§ **Listed entries**:
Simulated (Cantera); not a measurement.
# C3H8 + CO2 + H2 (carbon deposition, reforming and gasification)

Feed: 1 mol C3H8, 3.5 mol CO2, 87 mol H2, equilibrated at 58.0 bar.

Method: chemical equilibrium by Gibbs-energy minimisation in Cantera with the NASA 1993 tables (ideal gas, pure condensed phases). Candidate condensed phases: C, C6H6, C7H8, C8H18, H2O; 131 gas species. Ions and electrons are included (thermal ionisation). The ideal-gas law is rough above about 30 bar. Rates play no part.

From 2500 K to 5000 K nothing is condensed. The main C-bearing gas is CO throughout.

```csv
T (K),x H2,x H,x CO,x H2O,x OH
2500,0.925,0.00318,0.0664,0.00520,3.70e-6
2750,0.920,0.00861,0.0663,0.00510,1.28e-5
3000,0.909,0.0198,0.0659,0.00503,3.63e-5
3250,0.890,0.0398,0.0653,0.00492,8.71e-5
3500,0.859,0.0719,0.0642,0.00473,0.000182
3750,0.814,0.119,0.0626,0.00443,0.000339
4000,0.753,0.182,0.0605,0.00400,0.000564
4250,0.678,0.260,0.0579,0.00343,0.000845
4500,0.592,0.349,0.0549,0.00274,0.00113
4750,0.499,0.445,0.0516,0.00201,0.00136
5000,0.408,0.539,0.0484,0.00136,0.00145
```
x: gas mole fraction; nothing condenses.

§ **Required action**:
All entries are to be printed once more, exactly as given.

§ **Written solution**:
Simulated (Cantera); not a measurement.
# C3H8 + CO2 + H2 (carbon deposition, reforming and gasification)

Feed: 1 mol C3H8, 3.5 mol CO2, 87 mol H2, equilibrated at 58.0 bar.

Method: chemical equilibrium by Gibbs-energy minimisation in Cantera with the NASA 1993 tables (ideal gas, pure condensed phases). Candidate condensed phases: C, C6H6, C7H8, C8H18, H2O; 131 gas species. Ions and electrons are included (thermal ionisation). The ideal-gas law is rough above about 30 bar. Rates play no part.

From 2500 K to 5000 K nothing is condensed. The main C-bearing gas is CO throughout.

```csv
T (K),x H2,x H,x CO,x H2O,x OH
2500,0.925,0.00318,0.0664,0.00520,3.70e-6
2750,0.920,0.00861,0.0663,0.00510,1.28e-5
3000,0.909,0.0198,0.0659,0.00503,3.63e-5
3250,0.890,0.0398,0.0653,0.00492,8.71e-5
3500,0.859,0.0719,0.0642,0.00473,0.000182
3750,0.814,0.119,0.0626,0.00443,0.000339
4000,0.753,0.182,0.0605,0.00400,0.000564
4250,0.678,0.260,0.0579,0.00343,0.000845
4500,0.592,0.349,0.0549,0.00274,0.00113
4750,0.499,0.445,0.0516,0.00201,0.00136
5000,0.408,0.539,0.0484,0.00136,0.00145
```
x: gas mole fraction; nothing condenses.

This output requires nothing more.